RECORDS SUPPLIED
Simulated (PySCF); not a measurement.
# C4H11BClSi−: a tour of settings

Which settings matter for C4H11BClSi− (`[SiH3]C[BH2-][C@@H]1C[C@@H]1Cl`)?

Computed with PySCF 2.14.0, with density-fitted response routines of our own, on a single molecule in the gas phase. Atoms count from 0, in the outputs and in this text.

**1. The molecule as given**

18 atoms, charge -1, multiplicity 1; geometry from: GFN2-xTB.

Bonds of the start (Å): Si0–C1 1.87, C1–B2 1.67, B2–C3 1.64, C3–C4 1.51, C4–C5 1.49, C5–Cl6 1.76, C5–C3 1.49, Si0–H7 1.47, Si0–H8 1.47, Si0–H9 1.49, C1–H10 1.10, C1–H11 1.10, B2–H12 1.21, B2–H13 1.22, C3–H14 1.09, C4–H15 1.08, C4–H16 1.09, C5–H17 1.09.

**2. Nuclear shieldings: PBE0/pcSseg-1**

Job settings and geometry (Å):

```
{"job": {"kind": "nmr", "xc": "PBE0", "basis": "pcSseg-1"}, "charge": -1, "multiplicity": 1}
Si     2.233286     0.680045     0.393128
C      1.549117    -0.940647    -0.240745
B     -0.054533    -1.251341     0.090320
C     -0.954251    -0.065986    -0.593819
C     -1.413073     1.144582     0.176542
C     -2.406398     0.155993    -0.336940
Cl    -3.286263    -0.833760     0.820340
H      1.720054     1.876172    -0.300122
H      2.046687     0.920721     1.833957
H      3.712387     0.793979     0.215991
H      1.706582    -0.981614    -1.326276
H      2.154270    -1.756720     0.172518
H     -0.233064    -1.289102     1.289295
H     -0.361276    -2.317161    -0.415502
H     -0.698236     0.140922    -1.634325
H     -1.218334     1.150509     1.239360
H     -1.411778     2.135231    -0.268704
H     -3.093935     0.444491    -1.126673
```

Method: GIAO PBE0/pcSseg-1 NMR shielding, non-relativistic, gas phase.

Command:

REQUIRED ACTION
Exact reproduction is required: output the lines from the start of the entries above through the line with "Method: GIAO PBE0/pcSseg-1".

YOUR RESPONSE
Simulated (PySCF); not a measurement.
# C4H11BClSi−: a tour of settings

Which settings matter for C4H11BClSi− (`[SiH3]C[BH2-][C@@H]1C[C@@H]1Cl`)?

Computed with PySCF 2.14.0, with density-fitted response routines of our own, on a single molecule in the gas phase. Atoms count from 0, in the outputs and in this text.

**1. The molecule as given**

18 atoms, charge -1, multiplicity 1; geometry from: GFN2-xTB.

Bonds of the start (Å): Si0–C1 1.87, C1–B2 1.67, B2–C3 1.64, C3–C4 1.51, C4–C5 1.49, C5–Cl6 1.76, C5–C3 1.49, Si0–H7 1.47, Si0–H8 1.47, Si0–H9 1.49, C1–H10 1.10, C1–H11 1.10, B2–H12 1.21, B2–H13 1.22, C3–H14 1.09, C4–H15 1.08, C4–H16 1.09, C5–H17 1.09.

**2. Nuclear shieldings: PBE0/pcSseg-1**

Job settings and geometry (Å):

```
{"job": {"kind": "nmr", "xc": "PBE0", "basis": "pcSseg-1"}, "charge": -1, "multiplicity": 1}
Si     2.233286     0.680045     0.393128
C      1.549117    -0.940647    -0.240745
B     -0.054533    -1.251341     0.090320
C     -0.954251    -0.065986    -0.593819
C     -1.413073     1.144582     0.176542
C     -2.406398     0.155993    -0.336940
Cl    -3.286263    -0.833760     0.820340
H      1.720054     1.876172    -0.300122
H      2.046687     0.920721     1.833957
H      3.712387     0.793979     0.215991
H      1.706582    -0.981614    -1.326276
H      2.154270    -1.756720     0.172518
H     -0.233064    -1.289102     1.289295
H     -0.361276    -2.317161    -0.415502
H     -0.698236     0.140922    -1.634325
H     -1.218334     1.150509     1.239360
H     -1.411778     2.135231    -0.268704
H     -3.093935     0.444491    -1.126673
```

Method: GIAO PBE0/pcSseg-1 NMR shielding, non-relativistic, gas phase.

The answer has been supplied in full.